+++ RECORD SET

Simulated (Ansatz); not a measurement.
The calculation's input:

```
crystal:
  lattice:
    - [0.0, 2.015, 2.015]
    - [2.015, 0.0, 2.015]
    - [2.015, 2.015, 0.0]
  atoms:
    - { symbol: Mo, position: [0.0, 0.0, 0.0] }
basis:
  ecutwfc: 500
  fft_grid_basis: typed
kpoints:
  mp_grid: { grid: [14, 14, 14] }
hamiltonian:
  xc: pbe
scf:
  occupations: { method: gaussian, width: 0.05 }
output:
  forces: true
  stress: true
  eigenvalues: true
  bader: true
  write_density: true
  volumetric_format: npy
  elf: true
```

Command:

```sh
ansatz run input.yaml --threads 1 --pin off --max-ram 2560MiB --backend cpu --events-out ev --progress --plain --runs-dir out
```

++++++

▸ REQUIREMENT
Using the data above, return each line exactly as written.

▸ REPLY
Simulated (Ansatz); not a measurement.
The calculation's input:

```
crystal:
  lattice:
    - [0.0, 2.015, 2.015]
    - [2.015, 0.0, 2.015]
    - [2.015, 2.015, 0.0]
  atoms:
    - { symbol: Mo, position: [0.0, 0.0, 0.0] }
basis:
  ecutwfc: 500
  fft_grid_basis: typed
kpoints:
  mp_grid: { grid: [14, 14, 14] }
hamiltonian:
  xc: pbe
scf:
  occupations: { method: gaussian, width: 0.05 }
output:
  forces: true
  stress: true
  eigenvalues: true
  bader: true
  write_density: true
  volumetric_format: npy
  elf: true
```

Command:

```sh
ansatz run input.yaml --threads 1 --pin off --max-ram 2560MiB --backend cpu --events-out ev --progress --plain --runs-dir out
```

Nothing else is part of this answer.